Reproduce all the entries exactly.

(INFORMATION SHOWN)

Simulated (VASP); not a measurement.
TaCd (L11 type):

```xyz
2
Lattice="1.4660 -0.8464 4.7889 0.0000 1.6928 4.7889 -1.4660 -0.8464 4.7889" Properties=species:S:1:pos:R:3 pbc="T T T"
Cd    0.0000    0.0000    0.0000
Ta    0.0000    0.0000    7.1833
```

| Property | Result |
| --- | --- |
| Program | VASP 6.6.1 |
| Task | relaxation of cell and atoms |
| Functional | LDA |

(End INFORMATION SHOWN)

## EXPECTED ANSWER
Simulated (VASP); not a measurement.
TaCd (L11 type):

```xyz
2
Lattice="1.4660 -0.8464 4.7889 0.0000 1.6928 4.7889 -1.4660 -0.8464 4.7889" Properties=species:S:1:pos:R:3 pbc="T T T"
Cd    0.0000    0.0000    0.0000
Ta    0.0000    0.0000    7.1833
```

| Property | Result |
| --- | --- |
| Program | VASP 6.6.1 |
| Task | relaxation of cell and atoms |
| Functional | LDA |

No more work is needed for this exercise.